^^^^^^^^^^^^^^^^

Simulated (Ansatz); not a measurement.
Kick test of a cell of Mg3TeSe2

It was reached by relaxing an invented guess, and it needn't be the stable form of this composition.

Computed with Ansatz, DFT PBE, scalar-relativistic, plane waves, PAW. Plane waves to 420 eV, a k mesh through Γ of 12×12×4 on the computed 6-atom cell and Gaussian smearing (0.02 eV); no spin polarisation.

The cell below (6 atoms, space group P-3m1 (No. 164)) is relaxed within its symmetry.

^^^^^^^^^^^^^^^^

- WORK INSTRUCTION -
Without altering anything, print all of the data again.

- WRITTEN ANSWER -
Simulated (Ansatz); not a measurement.
Kick test of a cell of Mg3TeSe2

It was reached by relaxing an invented guess, and it needn't be the stable form of this composition.

Computed with Ansatz, DFT PBE, scalar-relativistic, plane waves, PAW. Plane waves to 420 eV, a k mesh through Γ of 12×12×4 on the computed 6-atom cell and Gaussian smearing (0.02 eV); no spin polarisation.

The cell below (6 atoms, space group P-3m1 (No. 164)) is relaxed within its symmetry.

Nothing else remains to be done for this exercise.